+--
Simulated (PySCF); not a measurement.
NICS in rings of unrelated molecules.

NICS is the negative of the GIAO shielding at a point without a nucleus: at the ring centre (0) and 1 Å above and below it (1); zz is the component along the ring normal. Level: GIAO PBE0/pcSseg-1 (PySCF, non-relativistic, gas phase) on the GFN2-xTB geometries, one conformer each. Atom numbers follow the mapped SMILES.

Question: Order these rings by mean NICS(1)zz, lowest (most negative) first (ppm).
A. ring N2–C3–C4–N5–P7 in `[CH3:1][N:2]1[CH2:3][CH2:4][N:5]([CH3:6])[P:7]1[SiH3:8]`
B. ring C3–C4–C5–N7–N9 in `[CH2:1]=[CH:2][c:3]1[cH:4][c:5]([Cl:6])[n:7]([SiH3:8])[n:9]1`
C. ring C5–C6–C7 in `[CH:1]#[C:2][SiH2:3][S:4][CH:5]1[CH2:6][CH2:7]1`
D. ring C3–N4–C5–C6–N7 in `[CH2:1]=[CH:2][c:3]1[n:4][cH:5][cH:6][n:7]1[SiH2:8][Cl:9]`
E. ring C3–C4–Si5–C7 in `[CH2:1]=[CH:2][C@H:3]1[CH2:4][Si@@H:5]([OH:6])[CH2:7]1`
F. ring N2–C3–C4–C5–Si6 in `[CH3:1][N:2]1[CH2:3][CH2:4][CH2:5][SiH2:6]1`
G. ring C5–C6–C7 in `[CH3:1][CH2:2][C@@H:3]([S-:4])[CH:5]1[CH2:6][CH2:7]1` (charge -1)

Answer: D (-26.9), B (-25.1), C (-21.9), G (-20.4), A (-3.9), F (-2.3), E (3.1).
+--

*Work request*
Please output only the lines from the first line of the entries through the line with "NICS in rings of unrelated molecules.", both included, exactly as written.

*Exercise answer*
Simulated (PySCF); not a measurement.
NICS in rings of unrelated molecules.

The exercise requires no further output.